TASK ITEM | Exactly retype the lines of the material from its first line to the line with "What did the", including both.

◆ ◆ ◆ ◆

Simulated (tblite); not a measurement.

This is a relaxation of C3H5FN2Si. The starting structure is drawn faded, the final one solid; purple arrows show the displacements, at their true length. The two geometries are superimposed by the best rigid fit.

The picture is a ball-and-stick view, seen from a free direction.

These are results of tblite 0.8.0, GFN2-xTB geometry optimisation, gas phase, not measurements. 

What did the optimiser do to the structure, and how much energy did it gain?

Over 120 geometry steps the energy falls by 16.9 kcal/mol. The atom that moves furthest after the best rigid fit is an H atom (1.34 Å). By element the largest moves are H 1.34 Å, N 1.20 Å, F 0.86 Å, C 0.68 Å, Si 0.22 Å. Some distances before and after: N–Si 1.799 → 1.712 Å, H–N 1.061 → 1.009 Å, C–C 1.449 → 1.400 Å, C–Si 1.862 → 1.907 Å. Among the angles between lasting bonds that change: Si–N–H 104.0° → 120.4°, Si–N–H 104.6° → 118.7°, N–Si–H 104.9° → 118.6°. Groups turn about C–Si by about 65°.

◆ ◆ ◆ ◆

RESPONSE |
Simulated (tblite); not a measurement.

This is a relaxation of C3H5FN2Si. The starting structure is drawn faded, the final one solid; purple arrows show the displacements, at their true length. The two geometries are superimposed by the best rigid fit.

The picture is a ball-and-stick view, seen from a free direction.

These are results of tblite 0.8.0, GFN2-xTB geometry optimisation, gas phase, not measurements. 

What did the optimiser do to the structure, and how much energy did it gain?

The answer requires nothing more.